+ + + +

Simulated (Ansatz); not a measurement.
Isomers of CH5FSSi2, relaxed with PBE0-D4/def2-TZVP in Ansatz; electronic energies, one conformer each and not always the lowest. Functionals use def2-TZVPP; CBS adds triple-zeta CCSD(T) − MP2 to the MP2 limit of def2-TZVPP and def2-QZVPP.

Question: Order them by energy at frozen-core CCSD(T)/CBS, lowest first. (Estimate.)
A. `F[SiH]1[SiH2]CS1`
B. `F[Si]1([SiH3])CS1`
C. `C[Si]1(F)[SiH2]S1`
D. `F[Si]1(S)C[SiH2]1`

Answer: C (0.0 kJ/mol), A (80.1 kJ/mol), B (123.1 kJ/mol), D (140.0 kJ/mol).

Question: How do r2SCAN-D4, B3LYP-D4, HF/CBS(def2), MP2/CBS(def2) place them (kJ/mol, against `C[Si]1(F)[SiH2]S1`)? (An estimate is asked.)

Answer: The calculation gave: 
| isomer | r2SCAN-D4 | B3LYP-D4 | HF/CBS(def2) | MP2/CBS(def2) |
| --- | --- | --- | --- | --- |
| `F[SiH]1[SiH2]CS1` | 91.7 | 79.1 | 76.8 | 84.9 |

+ + + +

» WORK INSTRUCTION: The answer is the run of lines above from the line containing "Question: Order them" through the line containing "Answer: C (0.0", copied exactly and alone.

» EXPECTED ANSWER:
Question: Order them by energy at frozen-core CCSD(T)/CBS, lowest first. (Estimate.)
A. `F[SiH]1[SiH2]CS1`
B. `F[Si]1([SiH3])CS1`
C. `C[Si]1(F)[SiH2]S1`
D. `F[Si]1(S)C[SiH2]1`

Answer: C (0.0 kJ/mol), A (80.1 kJ/mol), B (123.1 kJ/mol), D (140.0 kJ/mol).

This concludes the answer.